REQUIRED ACTION:
Copy every record exactly. Nothing may be skipped.

EXTRACTED MATERIAL below:

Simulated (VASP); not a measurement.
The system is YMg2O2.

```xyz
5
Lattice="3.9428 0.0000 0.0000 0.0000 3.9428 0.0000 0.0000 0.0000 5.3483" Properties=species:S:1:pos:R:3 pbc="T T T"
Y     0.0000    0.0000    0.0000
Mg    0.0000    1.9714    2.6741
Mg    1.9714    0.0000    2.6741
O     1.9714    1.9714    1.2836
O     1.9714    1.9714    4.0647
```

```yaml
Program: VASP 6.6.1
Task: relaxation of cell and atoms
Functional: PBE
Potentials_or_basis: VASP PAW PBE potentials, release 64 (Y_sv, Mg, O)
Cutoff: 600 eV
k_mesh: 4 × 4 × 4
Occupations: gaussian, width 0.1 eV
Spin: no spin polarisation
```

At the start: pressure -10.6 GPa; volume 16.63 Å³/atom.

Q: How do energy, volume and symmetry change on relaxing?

End of EXTRACTED MATERIAL.

ANSWER SECTION:
Simulated (VASP); not a measurement.
The system is YMg2O2.

```xyz
5
Lattice="3.9428 0.0000 0.0000 0.0000 3.9428 0.0000 0.0000 0.0000 5.3483" Properties=species:S:1:pos:R:3 pbc="T T T"
Y     0.0000    0.0000    0.0000
Mg    0.0000    1.9714    2.6741
Mg    1.9714    0.0000    2.6741
O     1.9714    1.9714    1.2836
O     1.9714    1.9714    4.0647
```

```yaml
Program: VASP 6.6.1
Task: relaxation of cell and atoms
Functional: PBE
Potentials_or_basis: VASP PAW PBE potentials, release 64 (Y_sv, Mg, O)
Cutoff: 600 eV
k_mesh: 4 × 4 × 4
Occupations: gaussian, width 0.1 eV
Spin: no spin polarisation
```

At the start: pressure -10.6 GPa; volume 16.63 Å³/atom.

Q: How do energy, volume and symmetry change on relaxing?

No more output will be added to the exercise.